→ **WORK TASK**:
In the listing below, write out exactly each line from the first through the one containing "The band gap".

====== SOURCE DATA

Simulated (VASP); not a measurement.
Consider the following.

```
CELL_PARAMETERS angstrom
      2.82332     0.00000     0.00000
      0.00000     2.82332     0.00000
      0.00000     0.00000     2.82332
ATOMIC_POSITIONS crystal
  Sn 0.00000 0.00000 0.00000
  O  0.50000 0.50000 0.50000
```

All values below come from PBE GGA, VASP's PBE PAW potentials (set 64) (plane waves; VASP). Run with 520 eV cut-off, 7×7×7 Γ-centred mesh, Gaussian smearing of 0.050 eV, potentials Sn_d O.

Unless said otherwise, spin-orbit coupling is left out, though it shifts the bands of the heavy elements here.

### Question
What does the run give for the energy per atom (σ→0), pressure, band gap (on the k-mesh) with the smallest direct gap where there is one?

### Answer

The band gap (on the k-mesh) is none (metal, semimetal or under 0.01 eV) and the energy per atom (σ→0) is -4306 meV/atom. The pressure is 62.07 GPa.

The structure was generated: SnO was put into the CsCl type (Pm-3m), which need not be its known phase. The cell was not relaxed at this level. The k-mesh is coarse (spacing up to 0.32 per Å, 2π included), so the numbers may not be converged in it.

============

→ **WRITTEN REPLY**:
Simulated (VASP); not a measurement.
Consider the following.

```
CELL_PARAMETERS angstrom
      2.82332     0.00000     0.00000
      0.00000     2.82332     0.00000
      0.00000     0.00000     2.82332
ATOMIC_POSITIONS crystal
  Sn 0.00000 0.00000 0.00000
  O  0.50000 0.50000 0.50000
```

All values below come from PBE GGA, VASP's PBE PAW potentials (set 64) (plane waves; VASP). Run with 520 eV cut-off, 7×7×7 Γ-centred mesh, Gaussian smearing of 0.050 eV, potentials Sn_d O.

Unless said otherwise, spin-orbit coupling is left out, though it shifts the bands of the heavy elements here.

### Question
What does the run give for the energy per atom (σ→0), pressure, band gap (on the k-mesh) with the smallest direct gap where there is one?

### Answer

The band gap (on the k-mesh) is none (metal, semimetal or under 0.01 eV) and the energy per atom (σ→0) is -4306 meV/atom. The pressure is 62.07 GPa.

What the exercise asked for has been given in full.